- [Task item]: In the listing below, find the line holding "- gap on the" and the line holding "Result: gap on". Write out those two lines and all lines between, exactly, and nothing more.

- [Given entries]:
++++++++++++++++++++
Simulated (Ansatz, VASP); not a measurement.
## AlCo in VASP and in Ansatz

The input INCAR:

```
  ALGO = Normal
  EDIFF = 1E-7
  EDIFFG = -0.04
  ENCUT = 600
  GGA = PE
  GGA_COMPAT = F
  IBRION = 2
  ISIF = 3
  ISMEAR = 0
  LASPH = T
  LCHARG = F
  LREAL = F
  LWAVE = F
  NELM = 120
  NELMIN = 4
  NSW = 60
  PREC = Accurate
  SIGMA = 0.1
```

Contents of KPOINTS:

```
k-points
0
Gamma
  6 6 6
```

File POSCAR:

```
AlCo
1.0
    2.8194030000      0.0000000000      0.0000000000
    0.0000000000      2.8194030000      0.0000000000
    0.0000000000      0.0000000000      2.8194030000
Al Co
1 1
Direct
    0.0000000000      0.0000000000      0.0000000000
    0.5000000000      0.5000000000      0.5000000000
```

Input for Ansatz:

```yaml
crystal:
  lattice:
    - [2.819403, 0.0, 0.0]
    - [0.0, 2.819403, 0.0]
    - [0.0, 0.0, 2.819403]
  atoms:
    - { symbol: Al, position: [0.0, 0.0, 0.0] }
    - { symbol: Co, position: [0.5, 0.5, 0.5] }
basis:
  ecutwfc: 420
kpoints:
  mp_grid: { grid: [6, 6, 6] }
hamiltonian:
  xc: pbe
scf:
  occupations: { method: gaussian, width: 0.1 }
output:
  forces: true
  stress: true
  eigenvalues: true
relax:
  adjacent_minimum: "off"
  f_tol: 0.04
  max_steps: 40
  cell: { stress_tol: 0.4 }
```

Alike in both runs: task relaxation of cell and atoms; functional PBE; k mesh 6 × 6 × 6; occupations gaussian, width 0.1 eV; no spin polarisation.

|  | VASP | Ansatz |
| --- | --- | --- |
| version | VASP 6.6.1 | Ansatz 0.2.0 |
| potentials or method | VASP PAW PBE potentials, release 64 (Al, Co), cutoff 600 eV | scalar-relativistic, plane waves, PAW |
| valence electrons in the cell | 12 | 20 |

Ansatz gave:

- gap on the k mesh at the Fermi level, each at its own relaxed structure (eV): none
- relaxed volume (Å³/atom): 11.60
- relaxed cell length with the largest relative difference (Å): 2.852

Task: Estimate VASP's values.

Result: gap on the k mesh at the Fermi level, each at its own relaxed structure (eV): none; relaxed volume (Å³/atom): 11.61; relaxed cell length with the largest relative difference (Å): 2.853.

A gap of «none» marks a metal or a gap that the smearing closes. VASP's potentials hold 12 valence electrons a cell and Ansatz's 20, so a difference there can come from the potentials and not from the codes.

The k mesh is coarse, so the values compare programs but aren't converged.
++++++++++++++++++++

- [Expected answer]:
- gap on the k mesh at the Fermi level, each at its own relaxed structure (eV): none
- relaxed volume (Å³/atom): 11.60
- relaxed cell length with the largest relative difference (Å): 2.852

Task: Estimate VASP's values.

Result: gap on the k mesh at the Fermi level, each at its own relaxed structure (eV): none; relaxed volume (Å³/atom): 11.61; relaxed cell length with the largest relative difference (Å): 2.853.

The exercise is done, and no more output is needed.